● **WORK REQUEST**: Copy out the data line by line exactly, from its start to the line bearing "eigenvalues of S: 0.199", inclusive.

● **DATASET**:
§

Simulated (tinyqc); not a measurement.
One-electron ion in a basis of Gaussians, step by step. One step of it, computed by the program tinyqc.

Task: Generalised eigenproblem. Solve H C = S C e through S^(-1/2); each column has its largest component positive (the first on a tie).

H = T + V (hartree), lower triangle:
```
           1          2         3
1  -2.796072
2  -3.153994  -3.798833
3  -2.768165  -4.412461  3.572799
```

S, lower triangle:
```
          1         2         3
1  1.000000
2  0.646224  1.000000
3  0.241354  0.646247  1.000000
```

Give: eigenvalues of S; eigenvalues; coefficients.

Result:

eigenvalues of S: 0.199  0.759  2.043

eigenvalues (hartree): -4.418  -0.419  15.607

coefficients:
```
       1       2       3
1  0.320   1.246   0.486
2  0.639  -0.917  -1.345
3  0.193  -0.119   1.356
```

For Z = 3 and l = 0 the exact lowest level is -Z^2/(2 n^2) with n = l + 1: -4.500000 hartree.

§

● **SOLUTION**:
Simulated (tinyqc); not a measurement.
One-electron ion in a basis of Gaussians, step by step. One step of it, computed by the program tinyqc.

Task: Generalised eigenproblem. Solve H C = S C e through S^(-1/2); each column has its largest component positive (the first on a tie).

H = T + V (hartree), lower triangle:
```
           1          2         3
1  -2.796072
2  -3.153994  -3.798833
3  -2.768165  -4.412461  3.572799
```

S, lower triangle:
```
          1         2         3
1  1.000000
2  0.646224  1.000000
3  0.241354  0.646247  1.000000
```

Give: eigenvalues of S; eigenvalues; coefficients.

Result:

eigenvalues of S: 0.199  0.759  2.043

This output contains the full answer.